· · · ·
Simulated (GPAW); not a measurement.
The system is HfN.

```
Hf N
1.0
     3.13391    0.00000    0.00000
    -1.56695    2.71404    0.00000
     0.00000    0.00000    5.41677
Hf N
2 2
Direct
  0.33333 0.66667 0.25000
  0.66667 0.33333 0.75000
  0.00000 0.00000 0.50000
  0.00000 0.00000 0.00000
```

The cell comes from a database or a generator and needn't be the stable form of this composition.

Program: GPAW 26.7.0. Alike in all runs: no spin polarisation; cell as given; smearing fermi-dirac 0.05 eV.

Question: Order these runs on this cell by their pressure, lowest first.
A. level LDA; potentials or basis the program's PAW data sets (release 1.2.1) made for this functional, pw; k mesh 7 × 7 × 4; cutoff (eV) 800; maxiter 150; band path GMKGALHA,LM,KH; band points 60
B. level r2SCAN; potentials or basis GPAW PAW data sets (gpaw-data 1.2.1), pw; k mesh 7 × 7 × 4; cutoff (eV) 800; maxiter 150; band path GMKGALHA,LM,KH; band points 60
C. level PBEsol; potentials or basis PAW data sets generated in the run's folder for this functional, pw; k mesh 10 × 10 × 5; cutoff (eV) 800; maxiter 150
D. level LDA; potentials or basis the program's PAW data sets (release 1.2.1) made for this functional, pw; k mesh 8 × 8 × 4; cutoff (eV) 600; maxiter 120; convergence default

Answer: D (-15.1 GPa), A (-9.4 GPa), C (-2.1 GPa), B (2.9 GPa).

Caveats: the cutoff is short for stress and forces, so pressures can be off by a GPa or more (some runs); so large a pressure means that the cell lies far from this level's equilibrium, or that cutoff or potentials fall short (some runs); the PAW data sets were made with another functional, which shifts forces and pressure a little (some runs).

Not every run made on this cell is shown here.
· · · ·

• Work item: Every line above from the line with "The system is HfN." to the line with "Question: Order these" is wanted, ends included; write them out exactly and add no other line.

• Exercise output:
The system is HfN.

```
Hf N
1.0
     3.13391    0.00000    0.00000
    -1.56695    2.71404    0.00000
     0.00000    0.00000    5.41677
Hf N
2 2
Direct
  0.33333 0.66667 0.25000
  0.66667 0.33333 0.75000
  0.00000 0.00000 0.50000
  0.00000 0.00000 0.00000
```

The cell comes from a database or a generator and needn't be the stable form of this composition.

Program: GPAW 26.7.0. Alike in all runs: no spin polarisation; cell as given; smearing fermi-dirac 0.05 eV.

Question: Order these runs on this cell by their pressure, lowest first.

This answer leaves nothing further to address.